» **Work task**: Reproduce the opening lines of the records exactly, please, stopping after the line that contains "- periodic directions: 3".

» **Entries shown**:
##############################

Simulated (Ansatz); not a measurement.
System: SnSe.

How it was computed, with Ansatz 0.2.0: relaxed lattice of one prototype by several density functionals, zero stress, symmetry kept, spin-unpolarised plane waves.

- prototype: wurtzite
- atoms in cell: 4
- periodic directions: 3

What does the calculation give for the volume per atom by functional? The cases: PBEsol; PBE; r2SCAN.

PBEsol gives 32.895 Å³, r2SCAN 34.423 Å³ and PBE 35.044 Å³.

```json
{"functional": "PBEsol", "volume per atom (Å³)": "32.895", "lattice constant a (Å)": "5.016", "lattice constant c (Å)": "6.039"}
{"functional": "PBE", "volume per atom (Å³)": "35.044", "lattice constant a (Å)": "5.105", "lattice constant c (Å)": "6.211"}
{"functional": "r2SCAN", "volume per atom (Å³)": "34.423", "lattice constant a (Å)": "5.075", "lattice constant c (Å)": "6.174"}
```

##############################

» **Your solution**:
Simulated (Ansatz); not a measurement.
System: SnSe.

How it was computed, with Ansatz 0.2.0: relaxed lattice of one prototype by several density functionals, zero stress, symmetry kept, spin-unpolarised plane waves.

- prototype: wurtzite
- atoms in cell: 4
- periodic directions: 3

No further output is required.